-- Opening Marker --
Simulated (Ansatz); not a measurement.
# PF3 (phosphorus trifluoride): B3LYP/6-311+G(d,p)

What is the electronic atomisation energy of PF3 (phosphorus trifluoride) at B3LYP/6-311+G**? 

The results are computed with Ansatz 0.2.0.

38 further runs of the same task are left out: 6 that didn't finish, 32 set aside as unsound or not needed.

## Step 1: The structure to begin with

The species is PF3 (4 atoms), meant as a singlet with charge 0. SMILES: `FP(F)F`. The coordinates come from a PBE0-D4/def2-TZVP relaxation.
-- Closing Marker --

■ Work request ■
Every entry must be set down exactly, with nothing left out.

■ Task output ■
Simulated (Ansatz); not a measurement.
# PF3 (phosphorus trifluoride): B3LYP/6-311+G(d,p)

What is the electronic atomisation energy of PF3 (phosphorus trifluoride) at B3LYP/6-311+G**? 

The results are computed with Ansatz 0.2.0.

38 further runs of the same task are left out: 6 that didn't finish, 32 set aside as unsound or not needed.

## Step 1: The structure to begin with

The species is PF3 (4 atoms), meant as a singlet with charge 0. SMILES: `FP(F)F`. The coordinates come from a PBE0-D4/def2-TZVP relaxation.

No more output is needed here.